■ **Information provided**:
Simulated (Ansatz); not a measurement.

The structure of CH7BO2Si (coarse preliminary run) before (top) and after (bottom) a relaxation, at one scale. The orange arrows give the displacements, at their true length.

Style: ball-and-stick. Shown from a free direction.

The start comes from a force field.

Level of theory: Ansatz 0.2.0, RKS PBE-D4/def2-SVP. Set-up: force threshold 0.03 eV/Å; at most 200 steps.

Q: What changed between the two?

■ **Work instruction**: Each entry above is to be printed again exactly.

■ **Answer space**:
Simulated (Ansatz); not a measurement.

The structure of CH7BO2Si (coarse preliminary run) before (top) and after (bottom) a relaxation, at one scale. The orange arrows give the displacements, at their true length.

Style: ball-and-stick. Shown from a free direction.

The start comes from a force field.

Level of theory: Ansatz 0.2.0, RKS PBE-D4/def2-SVP. Set-up: force threshold 0.03 eV/Å; at most 200 steps.

Q: What changed between the two?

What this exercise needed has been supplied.